▸ **Assignment**
Extract, unchanged, each line of the listing below from its first line through the line that contains "### Question", inclusive, and nothing else.

▸ **Data for analysis**
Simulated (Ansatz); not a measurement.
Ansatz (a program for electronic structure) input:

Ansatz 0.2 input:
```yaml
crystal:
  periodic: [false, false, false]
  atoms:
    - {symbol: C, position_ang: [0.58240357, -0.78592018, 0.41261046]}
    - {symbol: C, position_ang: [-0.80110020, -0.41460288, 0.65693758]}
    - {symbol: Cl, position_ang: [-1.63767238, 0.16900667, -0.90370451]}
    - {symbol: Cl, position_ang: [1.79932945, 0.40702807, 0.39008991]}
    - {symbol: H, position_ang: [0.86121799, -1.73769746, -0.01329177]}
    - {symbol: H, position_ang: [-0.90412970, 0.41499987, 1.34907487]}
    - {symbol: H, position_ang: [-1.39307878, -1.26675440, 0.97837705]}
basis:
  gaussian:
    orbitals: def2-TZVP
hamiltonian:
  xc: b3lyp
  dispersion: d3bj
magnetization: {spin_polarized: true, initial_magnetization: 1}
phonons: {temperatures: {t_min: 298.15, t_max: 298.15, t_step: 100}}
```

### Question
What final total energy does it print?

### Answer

▸ **Exercise result**
Simulated (Ansatz); not a measurement.
Ansatz (a program for electronic structure) input:

Ansatz 0.2 input:
```yaml
crystal:
  periodic: [false, false, false]
  atoms:
    - {symbol: C, position_ang: [0.58240357, -0.78592018, 0.41261046]}
    - {symbol: C, position_ang: [-0.80110020, -0.41460288, 0.65693758]}
    - {symbol: Cl, position_ang: [-1.63767238, 0.16900667, -0.90370451]}
    - {symbol: Cl, position_ang: [1.79932945, 0.40702807, 0.39008991]}
    - {symbol: H, position_ang: [0.86121799, -1.73769746, -0.01329177]}
    - {symbol: H, position_ang: [-0.90412970, 0.41499987, 1.34907487]}
    - {symbol: H, position_ang: [-1.39307878, -1.26675440, 0.97837705]}
basis:
  gaussian:
    orbitals: def2-TZVP
hamiltonian:
  xc: b3lyp
  dispersion: d3bj
magnetization: {spin_polarized: true, initial_magnetization: 1}
phonons: {temperatures: {t_min: 298.15, t_max: 298.15, t_step: 100}}
```

### Question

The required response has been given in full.